_Entries supplied_:
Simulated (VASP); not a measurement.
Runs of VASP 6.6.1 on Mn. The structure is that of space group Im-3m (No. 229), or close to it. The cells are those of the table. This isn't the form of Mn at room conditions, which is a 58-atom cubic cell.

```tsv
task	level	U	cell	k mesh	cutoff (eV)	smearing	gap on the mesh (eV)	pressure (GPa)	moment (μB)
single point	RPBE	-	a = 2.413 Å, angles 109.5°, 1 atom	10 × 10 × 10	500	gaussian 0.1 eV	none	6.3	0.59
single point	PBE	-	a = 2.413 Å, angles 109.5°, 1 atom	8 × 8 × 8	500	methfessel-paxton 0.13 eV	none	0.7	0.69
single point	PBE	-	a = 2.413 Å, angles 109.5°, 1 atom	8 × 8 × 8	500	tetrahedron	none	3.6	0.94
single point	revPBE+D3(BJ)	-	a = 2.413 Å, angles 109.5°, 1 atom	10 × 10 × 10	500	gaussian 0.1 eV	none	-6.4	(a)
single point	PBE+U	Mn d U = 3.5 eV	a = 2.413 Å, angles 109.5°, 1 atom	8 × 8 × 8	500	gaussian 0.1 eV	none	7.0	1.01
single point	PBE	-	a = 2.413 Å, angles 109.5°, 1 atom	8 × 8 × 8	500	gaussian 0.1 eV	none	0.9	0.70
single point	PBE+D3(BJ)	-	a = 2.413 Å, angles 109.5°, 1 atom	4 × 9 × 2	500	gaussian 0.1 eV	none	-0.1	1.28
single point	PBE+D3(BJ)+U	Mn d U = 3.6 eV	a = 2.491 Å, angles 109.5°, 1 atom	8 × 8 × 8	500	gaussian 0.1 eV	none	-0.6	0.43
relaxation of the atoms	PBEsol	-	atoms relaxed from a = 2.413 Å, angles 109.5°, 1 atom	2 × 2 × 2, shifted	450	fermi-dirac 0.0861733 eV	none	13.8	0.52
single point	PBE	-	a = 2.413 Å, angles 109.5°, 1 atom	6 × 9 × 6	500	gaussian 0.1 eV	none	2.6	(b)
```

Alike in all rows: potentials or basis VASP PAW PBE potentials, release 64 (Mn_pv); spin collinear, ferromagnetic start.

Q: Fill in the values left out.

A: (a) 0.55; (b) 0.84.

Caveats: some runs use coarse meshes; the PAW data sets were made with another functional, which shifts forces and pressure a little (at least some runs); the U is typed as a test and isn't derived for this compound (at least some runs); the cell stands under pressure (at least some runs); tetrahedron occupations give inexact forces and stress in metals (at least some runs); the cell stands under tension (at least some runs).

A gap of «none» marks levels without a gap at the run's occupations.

_Action item_: Going back over the entries above, copy word for word every line from the one that has "Alike in all" on through the one that has "Caveats: some runs".

_Exercise response_:
Alike in all rows: potentials or basis VASP PAW PBE potentials, release 64 (Mn_pv); spin collinear, ferromagnetic start.

Q: Fill in the values left out.

A: (a) 0.55; (b) 0.84.

Caveats: some runs use coarse meshes; the PAW data sets were made with another functional, which shifts forces and pressure a little (at least some runs); the U is typed as a test and isn't derived for this compound (at least some runs); the cell stands under pressure (at least some runs); tetrahedron occupations give inexact forces and stress in metals (at least some runs); the cell stands under tension (at least some runs).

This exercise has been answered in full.